ACTION ITEM.
A verbatim reproduction of the lines below, from the line containing "Task: Which dipole" through the line containing "Result: μa and", both ends included, is the whole required output.

- - -

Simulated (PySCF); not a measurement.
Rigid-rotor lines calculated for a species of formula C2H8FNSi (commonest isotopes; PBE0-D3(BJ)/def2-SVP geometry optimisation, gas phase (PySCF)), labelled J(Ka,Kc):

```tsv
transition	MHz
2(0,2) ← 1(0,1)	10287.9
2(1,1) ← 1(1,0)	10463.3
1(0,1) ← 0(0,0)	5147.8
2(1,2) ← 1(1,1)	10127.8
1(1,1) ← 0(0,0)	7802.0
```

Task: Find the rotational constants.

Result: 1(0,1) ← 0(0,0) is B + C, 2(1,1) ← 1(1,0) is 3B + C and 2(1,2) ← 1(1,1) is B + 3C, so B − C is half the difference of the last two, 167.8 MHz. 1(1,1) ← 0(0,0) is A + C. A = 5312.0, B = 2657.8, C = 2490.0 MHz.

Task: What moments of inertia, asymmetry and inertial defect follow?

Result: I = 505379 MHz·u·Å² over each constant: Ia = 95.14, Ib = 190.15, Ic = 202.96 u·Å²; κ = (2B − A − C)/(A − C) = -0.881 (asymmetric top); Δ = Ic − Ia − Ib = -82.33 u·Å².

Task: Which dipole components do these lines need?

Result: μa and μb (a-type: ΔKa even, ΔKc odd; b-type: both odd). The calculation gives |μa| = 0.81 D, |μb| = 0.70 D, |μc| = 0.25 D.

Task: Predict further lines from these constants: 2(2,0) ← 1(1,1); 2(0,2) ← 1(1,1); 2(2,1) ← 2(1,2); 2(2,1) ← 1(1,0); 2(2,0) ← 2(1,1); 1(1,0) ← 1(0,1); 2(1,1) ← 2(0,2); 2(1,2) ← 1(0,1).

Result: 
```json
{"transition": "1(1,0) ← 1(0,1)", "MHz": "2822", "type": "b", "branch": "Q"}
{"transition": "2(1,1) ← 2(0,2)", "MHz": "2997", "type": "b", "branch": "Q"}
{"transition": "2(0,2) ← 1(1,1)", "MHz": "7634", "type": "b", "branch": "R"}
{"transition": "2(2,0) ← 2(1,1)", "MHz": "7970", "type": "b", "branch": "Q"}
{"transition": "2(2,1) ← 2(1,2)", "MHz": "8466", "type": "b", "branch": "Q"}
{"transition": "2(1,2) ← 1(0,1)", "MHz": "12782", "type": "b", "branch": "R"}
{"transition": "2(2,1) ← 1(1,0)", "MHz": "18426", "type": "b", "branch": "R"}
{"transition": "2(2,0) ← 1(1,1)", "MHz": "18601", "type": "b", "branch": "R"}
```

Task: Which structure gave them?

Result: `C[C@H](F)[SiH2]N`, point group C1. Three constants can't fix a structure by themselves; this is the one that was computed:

- - -

EXERCISE RESULT.
Task: Which dipole components do these lines need?

Result: μa and μb (a-type: ΔKa even, ΔKc odd; b-type: both odd). The calculation gives |μa| = 0.81 D, |μb| = 0.70 D, |μc| = 0.25 D.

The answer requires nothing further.